::: Data :::

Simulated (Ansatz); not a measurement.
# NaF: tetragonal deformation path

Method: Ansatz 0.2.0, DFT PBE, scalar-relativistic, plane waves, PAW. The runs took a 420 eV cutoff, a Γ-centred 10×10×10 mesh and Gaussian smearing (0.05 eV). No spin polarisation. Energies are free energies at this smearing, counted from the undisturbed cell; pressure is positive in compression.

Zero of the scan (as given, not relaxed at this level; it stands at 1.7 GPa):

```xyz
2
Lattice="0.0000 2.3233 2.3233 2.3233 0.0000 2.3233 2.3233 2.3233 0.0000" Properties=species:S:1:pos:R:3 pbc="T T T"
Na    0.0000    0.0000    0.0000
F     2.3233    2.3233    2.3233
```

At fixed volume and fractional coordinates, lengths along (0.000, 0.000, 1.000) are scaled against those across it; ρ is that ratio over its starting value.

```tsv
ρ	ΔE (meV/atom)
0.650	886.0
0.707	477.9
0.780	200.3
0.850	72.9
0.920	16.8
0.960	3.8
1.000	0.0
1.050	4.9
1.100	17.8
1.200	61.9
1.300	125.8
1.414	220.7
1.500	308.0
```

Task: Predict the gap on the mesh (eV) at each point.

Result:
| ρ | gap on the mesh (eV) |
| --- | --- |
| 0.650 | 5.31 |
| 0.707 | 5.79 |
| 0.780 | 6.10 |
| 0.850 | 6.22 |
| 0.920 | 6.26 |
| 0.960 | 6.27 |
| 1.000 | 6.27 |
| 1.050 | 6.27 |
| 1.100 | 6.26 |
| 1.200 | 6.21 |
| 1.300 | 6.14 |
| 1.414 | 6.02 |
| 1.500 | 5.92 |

:::

**Action item:** Beginning with the first line of the entries, repeat each line exactly until you have reproduced the one containing "1.414 | 6.02 |", and add nothing further.

**Your solution:**
Simulated (Ansatz); not a measurement.
# NaF: tetragonal deformation path

Method: Ansatz 0.2.0, DFT PBE, scalar-relativistic, plane waves, PAW. The runs took a 420 eV cutoff, a Γ-centred 10×10×10 mesh and Gaussian smearing (0.05 eV). No spin polarisation. Energies are free energies at this smearing, counted from the undisturbed cell; pressure is positive in compression.

Zero of the scan (as given, not relaxed at this level; it stands at 1.7 GPa):

```xyz
2
Lattice="0.0000 2.3233 2.3233 2.3233 0.0000 2.3233 2.3233 2.3233 0.0000" Properties=species:S:1:pos:R:3 pbc="T T T"
Na    0.0000    0.0000    0.0000
F     2.3233    2.3233    2.3233
```

At fixed volume and fractional coordinates, lengths along (0.000, 0.000, 1.000) are scaled against those across it; ρ is that ratio over its starting value.

```tsv
ρ	ΔE (meV/atom)
0.650	886.0
0.707	477.9
0.780	200.3
0.850	72.9
0.920	16.8
0.960	3.8
1.000	0.0
1.050	4.9
1.100	17.8
1.200	61.9
1.300	125.8
1.414	220.7
1.500	308.0
```

Task: Predict the gap on the mesh (eV) at each point.

Result:
| ρ | gap on the mesh (eV) |
| --- | --- |
| 0.650 | 5.31 |
| 0.707 | 5.79 |
| 0.780 | 6.10 |
| 0.850 | 6.22 |
| 0.920 | 6.26 |
| 0.960 | 6.27 |
| 1.000 | 6.27 |
| 1.050 | 6.27 |
| 1.100 | 6.26 |
| 1.200 | 6.21 |
| 1.300 | 6.14 |
| 1.414 | 6.02 |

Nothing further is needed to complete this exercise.